### Work order
Using the listing below, copy exactly the lines from the one containing "Alike in both" to the one containing "Ansatz 0.2.0 |", both lines included, and no others.

[Dataset extract Boundary: Start]

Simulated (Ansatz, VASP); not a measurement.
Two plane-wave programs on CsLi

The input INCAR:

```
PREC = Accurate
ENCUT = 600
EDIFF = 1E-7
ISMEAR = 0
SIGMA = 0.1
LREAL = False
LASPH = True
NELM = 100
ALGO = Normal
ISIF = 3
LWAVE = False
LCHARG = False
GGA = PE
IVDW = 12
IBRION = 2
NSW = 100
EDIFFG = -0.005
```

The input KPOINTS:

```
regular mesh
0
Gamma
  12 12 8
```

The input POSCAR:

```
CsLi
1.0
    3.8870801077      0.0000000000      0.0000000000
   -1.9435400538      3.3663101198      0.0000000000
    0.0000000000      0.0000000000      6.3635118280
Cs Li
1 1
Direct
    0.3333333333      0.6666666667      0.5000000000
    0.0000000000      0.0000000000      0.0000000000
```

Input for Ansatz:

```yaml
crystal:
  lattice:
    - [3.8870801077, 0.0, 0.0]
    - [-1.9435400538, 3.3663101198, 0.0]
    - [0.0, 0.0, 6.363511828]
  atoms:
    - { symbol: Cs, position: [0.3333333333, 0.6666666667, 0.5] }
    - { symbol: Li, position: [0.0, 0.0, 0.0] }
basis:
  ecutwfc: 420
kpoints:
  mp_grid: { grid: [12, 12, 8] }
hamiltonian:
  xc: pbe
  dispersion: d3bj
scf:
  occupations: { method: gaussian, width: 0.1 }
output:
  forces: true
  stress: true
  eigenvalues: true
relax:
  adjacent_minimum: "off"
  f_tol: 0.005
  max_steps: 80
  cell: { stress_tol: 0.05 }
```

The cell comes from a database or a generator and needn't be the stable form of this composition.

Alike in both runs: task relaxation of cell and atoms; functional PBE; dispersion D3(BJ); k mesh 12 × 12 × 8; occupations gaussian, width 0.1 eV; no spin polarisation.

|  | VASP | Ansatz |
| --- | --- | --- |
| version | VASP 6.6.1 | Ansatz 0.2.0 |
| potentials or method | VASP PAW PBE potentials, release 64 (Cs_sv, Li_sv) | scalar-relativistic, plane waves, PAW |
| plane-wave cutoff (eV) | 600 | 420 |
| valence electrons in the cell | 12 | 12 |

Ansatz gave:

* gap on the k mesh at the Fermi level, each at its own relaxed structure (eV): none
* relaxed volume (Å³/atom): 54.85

[Dataset extract Boundary: End]

### Task output
Alike in both runs: task relaxation of cell and atoms; functional PBE; dispersion D3(BJ); k mesh 12 × 12 × 8; occupations gaussian, width 0.1 eV; no spin polarisation.

|  | VASP | Ansatz |
| --- | --- | --- |
| version | VASP 6.6.1 | Ansatz 0.2.0 |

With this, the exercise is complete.